==========

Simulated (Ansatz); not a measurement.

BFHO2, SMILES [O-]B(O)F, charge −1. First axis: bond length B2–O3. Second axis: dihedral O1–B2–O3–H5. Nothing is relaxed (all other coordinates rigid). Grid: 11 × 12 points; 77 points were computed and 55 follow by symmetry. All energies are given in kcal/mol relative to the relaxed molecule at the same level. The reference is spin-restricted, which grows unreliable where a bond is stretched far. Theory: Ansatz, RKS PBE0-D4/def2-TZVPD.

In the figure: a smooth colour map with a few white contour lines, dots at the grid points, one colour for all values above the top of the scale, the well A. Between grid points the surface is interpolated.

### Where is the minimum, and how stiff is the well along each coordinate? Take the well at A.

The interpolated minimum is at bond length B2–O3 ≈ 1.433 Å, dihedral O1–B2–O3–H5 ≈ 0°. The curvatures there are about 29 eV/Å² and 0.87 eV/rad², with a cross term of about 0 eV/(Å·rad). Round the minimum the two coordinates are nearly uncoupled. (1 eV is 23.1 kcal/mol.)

==========

ACTION ITEM - Could you set down every record exactly as given?

ANSWER SECTION -
Simulated (Ansatz); not a measurement.

BFHO2, SMILES [O-]B(O)F, charge −1. First axis: bond length B2–O3. Second axis: dihedral O1–B2–O3–H5. Nothing is relaxed (all other coordinates rigid). Grid: 11 × 12 points; 77 points were computed and 55 follow by symmetry. All energies are given in kcal/mol relative to the relaxed molecule at the same level. The reference is spin-restricted, which grows unreliable where a bond is stretched far. Theory: Ansatz, RKS PBE0-D4/def2-TZVPD.

In the figure: a smooth colour map with a few white contour lines, dots at the grid points, one colour for all values above the top of the scale, the well A. Between grid points the surface is interpolated.

### Where is the minimum, and how stiff is the well along each coordinate? Take the well at A.

The interpolated minimum is at bond length B2–O3 ≈ 1.433 Å, dihedral O1–B2–O3–H5 ≈ 0°. The curvatures there are about 29 eV/Å² and 0.87 eV/rad², with a cross term of about 0 eV/(Å·rad). Round the minimum the two coordinates are nearly uncoupled. (1 eV is 23.1 kcal/mol.)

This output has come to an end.